*** Begin section ***

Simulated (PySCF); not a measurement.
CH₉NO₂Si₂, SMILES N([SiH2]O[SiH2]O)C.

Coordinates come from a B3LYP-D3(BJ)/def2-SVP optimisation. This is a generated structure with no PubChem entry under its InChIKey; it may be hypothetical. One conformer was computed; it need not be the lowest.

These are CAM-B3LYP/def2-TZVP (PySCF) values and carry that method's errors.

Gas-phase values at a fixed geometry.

*** End section ***

**EXERCISE**
Every line of the listing above should be copied word for word.

**WRITTEN RESPONSE**
Simulated (PySCF); not a measurement.
CH₉NO₂Si₂, SMILES N([SiH2]O[SiH2]O)C.

Coordinates come from a B3LYP-D3(BJ)/def2-SVP optimisation. This is a generated structure with no PubChem entry under its InChIKey; it may be hypothetical. One conformer was computed; it need not be the lowest.

These are CAM-B3LYP/def2-TZVP (PySCF) values and carry that method's errors.

Gas-phase values at a fixed geometry.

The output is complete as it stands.